━━━━━━━━━━━━━━━━━━━━━━━━━━━━━━

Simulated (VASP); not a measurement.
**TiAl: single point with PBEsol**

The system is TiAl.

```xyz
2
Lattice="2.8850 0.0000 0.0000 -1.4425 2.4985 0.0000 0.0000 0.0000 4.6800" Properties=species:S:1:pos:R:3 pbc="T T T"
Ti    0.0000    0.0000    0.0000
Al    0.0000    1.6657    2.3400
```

━━━━━━━━━━━━━━━━━━━━━━━━━━━━━━

Task item.
Every record here must be output exactly, word for word.

Answer box.
Simulated (VASP); not a measurement.
**TiAl: single point with PBEsol**

The system is TiAl.

```xyz
2
Lattice="2.8850 0.0000 0.0000 -1.4425 2.4985 0.0000 0.0000 0.0000 4.6800" Properties=species:S:1:pos:R:3 pbc="T T T"
Ti    0.0000    0.0000    0.0000
Al    0.0000    1.6657    2.3400
```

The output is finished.